**BRIEF**
When the line containing "Ge(OH)2(SH)2 (GeH4O2S2), SMILES" appears in the data below, begin copying there and stop only after the line containing "Coordinates come from".

**DATA SHOWN**
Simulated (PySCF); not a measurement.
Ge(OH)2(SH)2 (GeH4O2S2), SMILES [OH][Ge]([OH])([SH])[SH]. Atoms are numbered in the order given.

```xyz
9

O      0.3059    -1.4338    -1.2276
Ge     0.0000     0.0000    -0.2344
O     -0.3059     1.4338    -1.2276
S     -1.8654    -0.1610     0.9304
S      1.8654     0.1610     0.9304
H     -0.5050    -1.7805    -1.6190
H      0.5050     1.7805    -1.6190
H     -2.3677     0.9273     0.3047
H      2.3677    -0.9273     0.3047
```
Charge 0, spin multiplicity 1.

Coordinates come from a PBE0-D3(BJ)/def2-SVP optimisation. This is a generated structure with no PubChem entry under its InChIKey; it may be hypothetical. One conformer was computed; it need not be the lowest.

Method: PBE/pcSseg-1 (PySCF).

**WORKED SOLUTION**
Ge(OH)2(SH)2 (GeH4O2S2), SMILES [OH][Ge]([OH])([SH])[SH]. Atoms are numbered in the order given.

```xyz
9

O      0.3059    -1.4338    -1.2276
Ge     0.0000     0.0000    -0.2344
O     -0.3059     1.4338    -1.2276
S     -1.8654    -0.1610     0.9304
S      1.8654     0.1610     0.9304
H     -0.5050    -1.7805    -1.6190
H      0.5050     1.7805    -1.6190
H     -2.3677     0.9273     0.3047
H      2.3677    -0.9273     0.3047
```
Charge 0, spin multiplicity 1.

Coordinates come from a PBE0-D3(BJ)/def2-SVP optimisation. This is a generated structure with no PubChem entry under its InChIKey; it may be hypothetical. One conformer was computed; it need not be the lowest.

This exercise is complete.